• _WORK ITEM_
Each line from the first down to the one containing "Against the tightest" should be returned exactly as it appears below.

--------------------

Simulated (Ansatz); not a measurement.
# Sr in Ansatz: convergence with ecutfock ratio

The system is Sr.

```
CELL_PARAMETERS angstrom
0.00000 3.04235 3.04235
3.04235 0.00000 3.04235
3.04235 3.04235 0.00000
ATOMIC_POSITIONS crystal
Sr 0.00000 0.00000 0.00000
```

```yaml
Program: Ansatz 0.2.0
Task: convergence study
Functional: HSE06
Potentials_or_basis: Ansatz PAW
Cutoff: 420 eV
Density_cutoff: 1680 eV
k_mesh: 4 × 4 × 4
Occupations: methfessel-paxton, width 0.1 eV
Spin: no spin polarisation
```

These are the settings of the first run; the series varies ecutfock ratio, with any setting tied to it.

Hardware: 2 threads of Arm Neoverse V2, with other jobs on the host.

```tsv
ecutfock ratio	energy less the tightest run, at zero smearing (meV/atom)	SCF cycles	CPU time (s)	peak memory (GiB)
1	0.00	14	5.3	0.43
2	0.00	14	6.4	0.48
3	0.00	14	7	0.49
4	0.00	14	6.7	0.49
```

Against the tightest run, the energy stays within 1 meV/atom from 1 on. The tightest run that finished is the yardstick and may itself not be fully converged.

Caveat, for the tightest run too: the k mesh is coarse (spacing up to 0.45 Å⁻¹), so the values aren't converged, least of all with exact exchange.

--------------------

• _YOUR RESPONSE_
Simulated (Ansatz); not a measurement.
# Sr in Ansatz: convergence with ecutfock ratio

The system is Sr.

```
CELL_PARAMETERS angstrom
0.00000 3.04235 3.04235
3.04235 0.00000 3.04235
3.04235 3.04235 0.00000
ATOMIC_POSITIONS crystal
Sr 0.00000 0.00000 0.00000
```

```yaml
Program: Ansatz 0.2.0
Task: convergence study
Functional: HSE06
Potentials_or_basis: Ansatz PAW
Cutoff: 420 eV
Density_cutoff: 1680 eV
k_mesh: 4 × 4 × 4
Occupations: methfessel-paxton, width 0.1 eV
Spin: no spin polarisation
```

These are the settings of the first run; the series varies ecutfock ratio, with any setting tied to it.

Hardware: 2 threads of Arm Neoverse V2, with other jobs on the host.

```tsv
ecutfock ratio	energy less the tightest run, at zero smearing (meV/atom)	SCF cycles	CPU time (s)	peak memory (GiB)
1	0.00	14	5.3	0.43
2	0.00	14	6.4	0.48
3	0.00	14	7	0.49
4	0.00	14	6.7	0.49
```

Against the tightest run, the energy stays within 1 meV/atom from 1 on. The tightest run that finished is the yardstick and may itself not be fully converged.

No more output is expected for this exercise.